◆ WORK INSTRUCTION
Reply with each record repeated exactly.

◆ INFORMATION GIVEN
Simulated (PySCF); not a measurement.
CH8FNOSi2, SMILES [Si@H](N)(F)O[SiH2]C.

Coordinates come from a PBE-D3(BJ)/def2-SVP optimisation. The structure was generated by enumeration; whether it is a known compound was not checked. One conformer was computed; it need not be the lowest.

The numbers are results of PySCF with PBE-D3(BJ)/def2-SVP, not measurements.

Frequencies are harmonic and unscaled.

◆ REPLY
Simulated (PySCF); not a measurement.
CH8FNOSi2, SMILES [Si@H](N)(F)O[SiH2]C.

Coordinates come from a PBE-D3(BJ)/def2-SVP optimisation. The structure was generated by enumeration; whether it is a known compound was not checked. One conformer was computed; it need not be the lowest.

The numbers are results of PySCF with PBE-D3(BJ)/def2-SVP, not measurements.

Frequencies are harmonic and unscaled.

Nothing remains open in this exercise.